▶ **Entries provided**:
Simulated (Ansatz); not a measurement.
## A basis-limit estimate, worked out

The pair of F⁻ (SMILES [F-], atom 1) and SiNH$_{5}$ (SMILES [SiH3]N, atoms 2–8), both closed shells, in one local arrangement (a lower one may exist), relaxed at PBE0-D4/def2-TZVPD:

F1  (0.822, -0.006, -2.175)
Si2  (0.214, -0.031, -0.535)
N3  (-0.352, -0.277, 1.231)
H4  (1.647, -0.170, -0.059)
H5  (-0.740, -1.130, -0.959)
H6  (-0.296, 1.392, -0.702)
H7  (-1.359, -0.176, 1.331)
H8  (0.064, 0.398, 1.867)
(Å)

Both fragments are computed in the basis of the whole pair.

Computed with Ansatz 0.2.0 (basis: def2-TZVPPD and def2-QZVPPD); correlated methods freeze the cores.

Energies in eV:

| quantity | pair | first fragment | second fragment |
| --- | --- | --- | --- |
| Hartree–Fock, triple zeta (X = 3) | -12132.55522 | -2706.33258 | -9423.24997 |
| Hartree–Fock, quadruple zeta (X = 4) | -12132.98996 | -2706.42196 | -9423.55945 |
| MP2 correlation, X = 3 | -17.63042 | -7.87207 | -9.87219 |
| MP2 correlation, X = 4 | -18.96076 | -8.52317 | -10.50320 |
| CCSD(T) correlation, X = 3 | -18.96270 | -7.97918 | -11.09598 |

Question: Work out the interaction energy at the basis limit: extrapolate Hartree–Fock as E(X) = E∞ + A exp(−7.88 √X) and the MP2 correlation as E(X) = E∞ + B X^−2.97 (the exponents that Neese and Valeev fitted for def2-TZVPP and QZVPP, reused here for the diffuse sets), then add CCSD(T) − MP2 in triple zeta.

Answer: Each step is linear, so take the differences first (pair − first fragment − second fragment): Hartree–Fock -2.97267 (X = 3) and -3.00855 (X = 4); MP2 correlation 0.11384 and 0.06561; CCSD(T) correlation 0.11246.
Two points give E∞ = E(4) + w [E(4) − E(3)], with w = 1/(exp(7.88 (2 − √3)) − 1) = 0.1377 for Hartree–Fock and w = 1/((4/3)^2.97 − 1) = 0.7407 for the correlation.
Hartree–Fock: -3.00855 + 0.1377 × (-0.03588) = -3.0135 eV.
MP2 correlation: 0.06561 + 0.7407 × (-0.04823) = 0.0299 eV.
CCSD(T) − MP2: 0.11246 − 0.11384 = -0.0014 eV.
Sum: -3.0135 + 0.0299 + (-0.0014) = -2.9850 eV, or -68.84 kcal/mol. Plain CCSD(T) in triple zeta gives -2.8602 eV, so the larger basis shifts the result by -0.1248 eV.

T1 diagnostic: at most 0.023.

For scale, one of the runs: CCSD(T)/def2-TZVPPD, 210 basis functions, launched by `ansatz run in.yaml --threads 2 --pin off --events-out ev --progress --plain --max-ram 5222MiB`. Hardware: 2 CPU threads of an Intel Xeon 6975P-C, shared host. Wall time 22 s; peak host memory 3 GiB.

▶ **Required action**: Print, unaltered, every line from the beginning of the material down to the line with "-7.97918 | -11.09598 |".

▶ **Task solution**:
Simulated (Ansatz); not a measurement.
## A basis-limit estimate, worked out

The pair of F⁻ (SMILES [F-], atom 1) and SiNH$_{5}$ (SMILES [SiH3]N, atoms 2–8), both closed shells, in one local arrangement (a lower one may exist), relaxed at PBE0-D4/def2-TZVPD:

F1  (0.822, -0.006, -2.175)
Si2  (0.214, -0.031, -0.535)
N3  (-0.352, -0.277, 1.231)
H4  (1.647, -0.170, -0.059)
H5  (-0.740, -1.130, -0.959)
H6  (-0.296, 1.392, -0.702)
H7  (-1.359, -0.176, 1.331)
H8  (0.064, 0.398, 1.867)
(Å)

Both fragments are computed in the basis of the whole pair.

Computed with Ansatz 0.2.0 (basis: def2-TZVPPD and def2-QZVPPD); correlated methods freeze the cores.

Energies in eV:

| quantity | pair | first fragment | second fragment |
| --- | --- | --- | --- |
| Hartree–Fock, triple zeta (X = 3) | -12132.55522 | -2706.33258 | -9423.24997 |
| Hartree–Fock, quadruple zeta (X = 4) | -12132.98996 | -2706.42196 | -9423.55945 |
| MP2 correlation, X = 3 | -17.63042 | -7.87207 | -9.87219 |
| MP2 correlation, X = 4 | -18.96076 | -8.52317 | -10.50320 |
| CCSD(T) correlation, X = 3 | -18.96270 | -7.97918 | -11.09598 |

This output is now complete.